## Records provided:
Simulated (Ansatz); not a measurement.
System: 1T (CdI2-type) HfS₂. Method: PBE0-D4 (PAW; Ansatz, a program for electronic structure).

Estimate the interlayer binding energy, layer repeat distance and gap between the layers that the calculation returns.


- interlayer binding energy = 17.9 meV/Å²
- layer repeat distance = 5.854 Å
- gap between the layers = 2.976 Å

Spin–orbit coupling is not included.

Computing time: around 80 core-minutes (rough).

## Work item:
Say each line again exactly as it appears above.

## Expected answer:
Simulated (Ansatz); not a measurement.
System: 1T (CdI2-type) HfS₂. Method: PBE0-D4 (PAW; Ansatz, a program for electronic structure).

Estimate the interlayer binding energy, layer repeat distance and gap between the layers that the calculation returns.


- interlayer binding energy = 17.9 meV/Å²
- layer repeat distance = 5.854 Å
- gap between the layers = 2.976 Å

Spin–orbit coupling is not included.

Computing time: around 80 core-minutes (rough).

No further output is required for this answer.